> _Work task_: Starting at the line that holds "### Step 3. Relaxation, r2SCAN-D4/def2-TZVPP" and stopping at the line that holds "Q: Estimate wall", restate the records below word for word, with both of those lines included.

> _Study material_:
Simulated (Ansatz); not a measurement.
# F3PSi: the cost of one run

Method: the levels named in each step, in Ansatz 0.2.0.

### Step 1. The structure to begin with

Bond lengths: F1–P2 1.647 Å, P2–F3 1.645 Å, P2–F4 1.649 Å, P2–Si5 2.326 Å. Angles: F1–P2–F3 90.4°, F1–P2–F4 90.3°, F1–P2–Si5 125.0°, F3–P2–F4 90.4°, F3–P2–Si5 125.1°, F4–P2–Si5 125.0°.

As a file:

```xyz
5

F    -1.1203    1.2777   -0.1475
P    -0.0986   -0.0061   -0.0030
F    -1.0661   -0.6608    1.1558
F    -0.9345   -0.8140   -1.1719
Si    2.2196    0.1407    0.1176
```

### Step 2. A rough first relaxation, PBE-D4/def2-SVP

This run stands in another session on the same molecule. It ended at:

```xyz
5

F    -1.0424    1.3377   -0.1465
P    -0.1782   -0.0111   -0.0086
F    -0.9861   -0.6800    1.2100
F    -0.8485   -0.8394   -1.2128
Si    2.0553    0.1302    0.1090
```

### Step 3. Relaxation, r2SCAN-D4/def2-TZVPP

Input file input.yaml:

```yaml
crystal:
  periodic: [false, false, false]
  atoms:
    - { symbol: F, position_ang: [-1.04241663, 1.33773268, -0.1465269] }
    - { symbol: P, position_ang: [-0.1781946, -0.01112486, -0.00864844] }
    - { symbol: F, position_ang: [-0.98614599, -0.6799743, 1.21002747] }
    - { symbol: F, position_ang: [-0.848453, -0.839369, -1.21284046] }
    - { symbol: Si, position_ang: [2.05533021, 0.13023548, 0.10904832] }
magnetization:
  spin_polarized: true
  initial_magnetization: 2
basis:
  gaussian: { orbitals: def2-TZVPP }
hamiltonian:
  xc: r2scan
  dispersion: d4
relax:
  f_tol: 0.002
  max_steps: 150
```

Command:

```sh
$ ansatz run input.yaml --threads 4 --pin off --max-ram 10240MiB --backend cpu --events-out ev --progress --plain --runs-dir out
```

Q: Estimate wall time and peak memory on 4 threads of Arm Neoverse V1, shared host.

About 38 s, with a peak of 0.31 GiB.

> _Task response_:
### Step 3. Relaxation, r2SCAN-D4/def2-TZVPP

Input file input.yaml:

```yaml
crystal:
  periodic: [false, false, false]
  atoms:
    - { symbol: F, position_ang: [-1.04241663, 1.33773268, -0.1465269] }
    - { symbol: P, position_ang: [-0.1781946, -0.01112486, -0.00864844] }
    - { symbol: F, position_ang: [-0.98614599, -0.6799743, 1.21002747] }
    - { symbol: F, position_ang: [-0.848453, -0.839369, -1.21284046] }
    - { symbol: Si, position_ang: [2.05533021, 0.13023548, 0.10904832] }
magnetization:
  spin_polarized: true
  initial_magnetization: 2
basis:
  gaussian: { orbitals: def2-TZVPP }
hamiltonian:
  xc: r2scan
  dispersion: d4
relax:
  f_tol: 0.002
  max_steps: 150
```

Command:

```sh
$ ansatz run input.yaml --threads 4 --pin off --max-ram 10240MiB --backend cpu --events-out ev --progress --plain --runs-dir out
```

Q: Estimate wall time and peak memory on 4 threads of Arm Neoverse V1, shared host.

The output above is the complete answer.